Raw data:
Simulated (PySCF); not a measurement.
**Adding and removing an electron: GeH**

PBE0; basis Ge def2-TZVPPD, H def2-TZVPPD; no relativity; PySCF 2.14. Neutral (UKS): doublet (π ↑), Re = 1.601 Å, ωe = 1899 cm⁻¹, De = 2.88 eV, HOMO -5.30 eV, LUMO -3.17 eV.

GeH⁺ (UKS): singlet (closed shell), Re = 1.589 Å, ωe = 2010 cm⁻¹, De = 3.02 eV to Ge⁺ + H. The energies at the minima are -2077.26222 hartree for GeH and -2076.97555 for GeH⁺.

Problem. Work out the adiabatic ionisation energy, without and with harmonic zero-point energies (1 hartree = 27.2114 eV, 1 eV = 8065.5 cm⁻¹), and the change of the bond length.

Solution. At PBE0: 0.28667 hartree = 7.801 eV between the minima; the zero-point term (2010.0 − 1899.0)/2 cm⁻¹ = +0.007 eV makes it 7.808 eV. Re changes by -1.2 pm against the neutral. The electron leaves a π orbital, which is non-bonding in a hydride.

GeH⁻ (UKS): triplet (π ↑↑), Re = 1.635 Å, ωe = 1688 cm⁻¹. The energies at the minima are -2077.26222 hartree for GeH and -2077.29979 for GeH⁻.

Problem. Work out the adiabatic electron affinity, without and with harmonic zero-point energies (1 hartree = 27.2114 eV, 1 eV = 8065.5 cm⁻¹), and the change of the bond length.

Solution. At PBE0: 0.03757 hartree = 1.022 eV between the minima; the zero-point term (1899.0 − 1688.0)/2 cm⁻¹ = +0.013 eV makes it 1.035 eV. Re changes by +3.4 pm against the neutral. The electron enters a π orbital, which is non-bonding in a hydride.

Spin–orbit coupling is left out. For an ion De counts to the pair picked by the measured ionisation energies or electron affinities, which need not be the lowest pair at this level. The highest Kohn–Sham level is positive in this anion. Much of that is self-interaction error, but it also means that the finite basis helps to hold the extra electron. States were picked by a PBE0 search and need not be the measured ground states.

Assignment:
Nothing but the lines from the first line of the listing above through the line holding "Solution. At PBE0: 0.03757" should be reproduced, and each must match exactly.

Response:
Simulated (PySCF); not a measurement.
**Adding and removing an electron: GeH**

PBE0; basis Ge def2-TZVPPD, H def2-TZVPPD; no relativity; PySCF 2.14. Neutral (UKS): doublet (π ↑), Re = 1.601 Å, ωe = 1899 cm⁻¹, De = 2.88 eV, HOMO -5.30 eV, LUMO -3.17 eV.

GeH⁺ (UKS): singlet (closed shell), Re = 1.589 Å, ωe = 2010 cm⁻¹, De = 3.02 eV to Ge⁺ + H. The energies at the minima are -2077.26222 hartree for GeH and -2076.97555 for GeH⁺.

Problem. Work out the adiabatic ionisation energy, without and with harmonic zero-point energies (1 hartree = 27.2114 eV, 1 eV = 8065.5 cm⁻¹), and the change of the bond length.

Solution. At PBE0: 0.28667 hartree = 7.801 eV between the minima; the zero-point term (2010.0 − 1899.0)/2 cm⁻¹ = +0.007 eV makes it 7.808 eV. Re changes by -1.2 pm against the neutral. The electron leaves a π orbital, which is non-bonding in a hydride.

GeH⁻ (UKS): triplet (π ↑↑), Re = 1.635 Å, ωe = 1688 cm⁻¹. The energies at the minima are -2077.26222 hartree for GeH and -2077.29979 for GeH⁻.

Problem. Work out the adiabatic electron affinity, without and with harmonic zero-point energies (1 hartree = 27.2114 eV, 1 eV = 8065.5 cm⁻¹), and the change of the bond length.

Solution. At PBE0: 0.03757 hartree = 1.022 eV between the minima; the zero-point term (1899.0 − 1688.0)/2 cm⁻¹ = +0.013 eV makes it 1.035 eV. Re changes by +3.4 pm against the neutral. The electron enters a π orbital, which is non-bonding in a hydride.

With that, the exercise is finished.